*** Given data ***

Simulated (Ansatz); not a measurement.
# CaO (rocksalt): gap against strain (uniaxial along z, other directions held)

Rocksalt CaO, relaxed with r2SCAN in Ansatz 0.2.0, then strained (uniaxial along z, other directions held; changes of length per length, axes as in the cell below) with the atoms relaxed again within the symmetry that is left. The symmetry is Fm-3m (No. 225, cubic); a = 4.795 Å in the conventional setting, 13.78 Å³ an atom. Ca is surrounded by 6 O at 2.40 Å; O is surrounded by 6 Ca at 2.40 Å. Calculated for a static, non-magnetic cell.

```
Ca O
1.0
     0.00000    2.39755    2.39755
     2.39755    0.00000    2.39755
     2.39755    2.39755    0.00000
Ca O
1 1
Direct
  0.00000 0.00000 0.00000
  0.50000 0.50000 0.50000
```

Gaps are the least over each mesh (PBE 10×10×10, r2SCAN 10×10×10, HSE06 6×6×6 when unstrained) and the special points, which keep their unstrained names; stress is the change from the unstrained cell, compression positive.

*** End of Given data ***

### Work request
Retype every line of the data, keeping each one exactly as it is.

### Written response
Simulated (Ansatz); not a measurement.
# CaO (rocksalt): gap against strain (uniaxial along z, other directions held)

Rocksalt CaO, relaxed with r2SCAN in Ansatz 0.2.0, then strained (uniaxial along z, other directions held; changes of length per length, axes as in the cell below) with the atoms relaxed again within the symmetry that is left. The symmetry is Fm-3m (No. 225, cubic); a = 4.795 Å in the conventional setting, 13.78 Å³ an atom. Ca is surrounded by 6 O at 2.40 Å; O is surrounded by 6 Ca at 2.40 Å. Calculated for a static, non-magnetic cell.

```
Ca O
1.0
     0.00000    2.39755    2.39755
     2.39755    0.00000    2.39755
     2.39755    2.39755    0.00000
Ca O
1 1
Direct
  0.00000 0.00000 0.00000
  0.50000 0.50000 0.50000
```

Gaps are the least over each mesh (PBE 10×10×10, r2SCAN 10×10×10, HSE06 6×6×6 when unstrained) and the special points, which keep their unstrained names; stress is the change from the unstrained cell, compression positive.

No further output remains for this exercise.